Assigned task =>
Take the material below and reproduce, word for word, only the lines from the line with "Hardware: 1 thread" through the line with "How long does it take, and how much memory?".

Data =>
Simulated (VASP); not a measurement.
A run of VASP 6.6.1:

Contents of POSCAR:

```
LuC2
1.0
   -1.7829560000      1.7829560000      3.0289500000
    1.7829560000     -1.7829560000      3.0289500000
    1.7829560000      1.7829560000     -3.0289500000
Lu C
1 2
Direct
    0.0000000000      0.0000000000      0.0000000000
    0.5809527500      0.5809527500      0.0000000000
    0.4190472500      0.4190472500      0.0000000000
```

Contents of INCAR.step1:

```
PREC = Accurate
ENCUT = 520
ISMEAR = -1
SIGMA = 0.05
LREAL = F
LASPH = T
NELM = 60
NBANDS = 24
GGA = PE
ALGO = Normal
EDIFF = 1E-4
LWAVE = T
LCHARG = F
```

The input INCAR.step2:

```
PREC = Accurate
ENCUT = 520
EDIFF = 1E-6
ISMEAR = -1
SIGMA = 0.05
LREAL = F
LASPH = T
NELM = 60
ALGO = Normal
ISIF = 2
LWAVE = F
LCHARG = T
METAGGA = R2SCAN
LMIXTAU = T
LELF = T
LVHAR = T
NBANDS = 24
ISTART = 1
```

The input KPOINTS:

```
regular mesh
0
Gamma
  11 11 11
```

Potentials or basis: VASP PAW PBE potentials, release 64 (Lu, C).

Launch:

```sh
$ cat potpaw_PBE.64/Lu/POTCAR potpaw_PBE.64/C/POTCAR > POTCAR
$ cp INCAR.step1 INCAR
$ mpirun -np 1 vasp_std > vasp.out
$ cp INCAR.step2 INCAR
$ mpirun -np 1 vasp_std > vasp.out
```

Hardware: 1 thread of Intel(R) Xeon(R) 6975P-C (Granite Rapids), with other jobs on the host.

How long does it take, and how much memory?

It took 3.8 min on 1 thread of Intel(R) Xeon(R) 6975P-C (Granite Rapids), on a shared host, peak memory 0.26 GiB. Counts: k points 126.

Answer box =>
Hardware: 1 thread of Intel(R) Xeon(R) 6975P-C (Granite Rapids), with other jobs on the host.

How long does it take, and how much memory?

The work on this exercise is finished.